◇ ◇ ◇ ◇

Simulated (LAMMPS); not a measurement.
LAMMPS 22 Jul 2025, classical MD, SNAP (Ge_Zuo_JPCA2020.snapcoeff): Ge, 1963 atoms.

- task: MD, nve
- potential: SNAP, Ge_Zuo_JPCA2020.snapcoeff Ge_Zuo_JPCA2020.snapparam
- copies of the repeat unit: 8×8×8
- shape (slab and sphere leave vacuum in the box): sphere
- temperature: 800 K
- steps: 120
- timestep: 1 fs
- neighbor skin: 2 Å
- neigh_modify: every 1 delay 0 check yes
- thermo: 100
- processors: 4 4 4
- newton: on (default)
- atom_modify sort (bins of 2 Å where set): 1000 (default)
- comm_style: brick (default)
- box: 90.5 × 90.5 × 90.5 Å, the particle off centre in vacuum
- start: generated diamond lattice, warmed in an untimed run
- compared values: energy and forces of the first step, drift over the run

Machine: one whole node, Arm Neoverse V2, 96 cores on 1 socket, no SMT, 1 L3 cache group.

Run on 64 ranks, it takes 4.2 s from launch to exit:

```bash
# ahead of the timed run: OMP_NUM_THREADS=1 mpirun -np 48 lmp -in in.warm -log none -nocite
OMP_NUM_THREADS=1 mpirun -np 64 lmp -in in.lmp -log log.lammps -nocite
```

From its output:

◇ ◇ ◇ ◇

**WORK INSTRUCTION**: Print the records again in full, exactly as they appear above.

**RESPONSE AREA**:
Simulated (LAMMPS); not a measurement.
LAMMPS 22 Jul 2025, classical MD, SNAP (Ge_Zuo_JPCA2020.snapcoeff): Ge, 1963 atoms.

- task: MD, nve
- potential: SNAP, Ge_Zuo_JPCA2020.snapcoeff Ge_Zuo_JPCA2020.snapparam
- copies of the repeat unit: 8×8×8
- shape (slab and sphere leave vacuum in the box): sphere
- temperature: 800 K
- steps: 120
- timestep: 1 fs
- neighbor skin: 2 Å
- neigh_modify: every 1 delay 0 check yes
- thermo: 100
- processors: 4 4 4
- newton: on (default)
- atom_modify sort (bins of 2 Å where set): 1000 (default)
- comm_style: brick (default)
- box: 90.5 × 90.5 × 90.5 Å, the particle off centre in vacuum
- start: generated diamond lattice, warmed in an untimed run
- compared values: energy and forces of the first step, drift over the run

Machine: one whole node, Arm Neoverse V2, 96 cores on 1 socket, no SMT, 1 L3 cache group.

Run on 64 ranks, it takes 4.2 s from launch to exit:

```bash
# ahead of the timed run: OMP_NUM_THREADS=1 mpirun -np 48 lmp -in in.warm -log none -nocite
OMP_NUM_THREADS=1 mpirun -np 64 lmp -in in.lmp -log log.lammps -nocite
```

From its output:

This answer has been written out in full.